### Record set
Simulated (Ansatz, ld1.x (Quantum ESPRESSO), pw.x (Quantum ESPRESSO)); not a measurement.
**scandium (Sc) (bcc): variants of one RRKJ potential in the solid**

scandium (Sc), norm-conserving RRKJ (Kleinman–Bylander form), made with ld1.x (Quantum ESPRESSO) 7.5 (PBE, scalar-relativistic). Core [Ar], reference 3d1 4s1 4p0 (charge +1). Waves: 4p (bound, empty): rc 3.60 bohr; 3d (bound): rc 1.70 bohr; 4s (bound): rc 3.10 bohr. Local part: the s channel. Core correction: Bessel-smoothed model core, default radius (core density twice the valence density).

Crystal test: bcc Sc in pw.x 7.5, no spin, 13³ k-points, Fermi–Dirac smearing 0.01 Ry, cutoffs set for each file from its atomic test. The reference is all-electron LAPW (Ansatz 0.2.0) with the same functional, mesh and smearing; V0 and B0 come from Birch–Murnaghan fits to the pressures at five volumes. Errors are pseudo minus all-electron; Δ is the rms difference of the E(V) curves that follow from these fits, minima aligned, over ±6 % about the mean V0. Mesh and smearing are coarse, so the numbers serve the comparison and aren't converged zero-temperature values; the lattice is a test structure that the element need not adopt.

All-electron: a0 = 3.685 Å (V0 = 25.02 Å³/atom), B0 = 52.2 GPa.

### Work item
Repeat the material above in full. Match it exactly.

### Written reply
Simulated (Ansatz, ld1.x (Quantum ESPRESSO), pw.x (Quantum ESPRESSO)); not a measurement.
**scandium (Sc) (bcc): variants of one RRKJ potential in the solid**

scandium (Sc), norm-conserving RRKJ (Kleinman–Bylander form), made with ld1.x (Quantum ESPRESSO) 7.5 (PBE, scalar-relativistic). Core [Ar], reference 3d1 4s1 4p0 (charge +1). Waves: 4p (bound, empty): rc 3.60 bohr; 3d (bound): rc 1.70 bohr; 4s (bound): rc 3.10 bohr. Local part: the s channel. Core correction: Bessel-smoothed model core, default radius (core density twice the valence density).

Crystal test: bcc Sc in pw.x 7.5, no spin, 13³ k-points, Fermi–Dirac smearing 0.01 Ry, cutoffs set for each file from its atomic test. The reference is all-electron LAPW (Ansatz 0.2.0) with the same functional, mesh and smearing; V0 and B0 come from Birch–Murnaghan fits to the pressures at five volumes. Errors are pseudo minus all-electron; Δ is the rms difference of the E(V) curves that follow from these fits, minima aligned, over ±6 % about the mean V0. Mesh and smearing are coarse, so the numbers serve the comparison and aren't converged zero-temperature values; the lattice is a test structure that the element need not adopt.

All-electron: a0 = 3.685 Å (V0 = 25.02 Å³/atom), B0 = 52.2 GPa.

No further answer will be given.